#### [Action item]
Begin at the top of the records and copy each line exactly. The line containing "Solution. B, NaHCO3 left out" is the last one to include.

+ + + + +
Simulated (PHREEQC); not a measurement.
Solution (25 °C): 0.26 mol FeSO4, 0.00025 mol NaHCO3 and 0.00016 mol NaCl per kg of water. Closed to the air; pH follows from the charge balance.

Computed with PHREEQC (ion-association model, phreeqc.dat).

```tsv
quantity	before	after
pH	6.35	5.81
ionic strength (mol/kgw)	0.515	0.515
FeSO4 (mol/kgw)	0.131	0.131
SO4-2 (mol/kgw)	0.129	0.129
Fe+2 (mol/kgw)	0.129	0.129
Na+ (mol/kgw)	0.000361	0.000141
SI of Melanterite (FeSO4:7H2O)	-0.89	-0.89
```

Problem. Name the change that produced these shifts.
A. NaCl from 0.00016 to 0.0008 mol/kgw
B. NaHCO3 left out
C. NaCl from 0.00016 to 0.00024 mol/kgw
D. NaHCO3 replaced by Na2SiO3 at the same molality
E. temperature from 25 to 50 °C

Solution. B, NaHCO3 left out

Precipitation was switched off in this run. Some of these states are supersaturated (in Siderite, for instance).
+ + + + +

#### [Written solution]
Simulated (PHREEQC); not a measurement.
Solution (25 °C): 0.26 mol FeSO4, 0.00025 mol NaHCO3 and 0.00016 mol NaCl per kg of water. Closed to the air; pH follows from the charge balance.

Computed with PHREEQC (ion-association model, phreeqc.dat).

```tsv
quantity	before	after
pH	6.35	5.81
ionic strength (mol/kgw)	0.515	0.515
FeSO4 (mol/kgw)	0.131	0.131
SO4-2 (mol/kgw)	0.129	0.129
Fe+2 (mol/kgw)	0.129	0.129
Na+ (mol/kgw)	0.000361	0.000141
SI of Melanterite (FeSO4:7H2O)	-0.89	-0.89
```

Problem. Name the change that produced these shifts.
A. NaCl from 0.00016 to 0.0008 mol/kgw
B. NaHCO3 left out
C. NaCl from 0.00016 to 0.00024 mol/kgw
D. NaHCO3 replaced by Na2SiO3 at the same molality
E. temperature from 25 to 50 °C

Solution. B, NaHCO3 left out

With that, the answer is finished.